▼▼▼

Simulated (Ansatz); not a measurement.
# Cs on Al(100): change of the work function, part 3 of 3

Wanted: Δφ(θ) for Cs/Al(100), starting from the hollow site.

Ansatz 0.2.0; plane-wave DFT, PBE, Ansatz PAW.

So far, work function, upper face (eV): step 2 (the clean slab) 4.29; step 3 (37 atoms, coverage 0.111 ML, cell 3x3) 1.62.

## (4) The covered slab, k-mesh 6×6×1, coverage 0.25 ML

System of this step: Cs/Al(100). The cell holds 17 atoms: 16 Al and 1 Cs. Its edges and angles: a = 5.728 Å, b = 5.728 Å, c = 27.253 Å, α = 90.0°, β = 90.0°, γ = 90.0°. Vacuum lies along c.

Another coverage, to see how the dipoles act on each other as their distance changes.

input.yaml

▲▲▲

## Work order
If a line falls between the first line of the entries and the line containing "Another coverage, to", or is one of those two, restate it word for word; leave all other lines out.

## Worked solution
Simulated (Ansatz); not a measurement.
# Cs on Al(100): change of the work function, part 3 of 3

Wanted: Δφ(θ) for Cs/Al(100), starting from the hollow site.

Ansatz 0.2.0; plane-wave DFT, PBE, Ansatz PAW.

So far, work function, upper face (eV): step 2 (the clean slab) 4.29; step 3 (37 atoms, coverage 0.111 ML, cell 3x3) 1.62.

## (4) The covered slab, k-mesh 6×6×1, coverage 0.25 ML

System of this step: Cs/Al(100). The cell holds 17 atoms: 16 Al and 1 Cs. Its edges and angles: a = 5.728 Å, b = 5.728 Å, c = 27.253 Å, α = 90.0°, β = 90.0°, γ = 90.0°. Vacuum lies along c.

Another coverage, to see how the dipoles act on each other as their distance changes.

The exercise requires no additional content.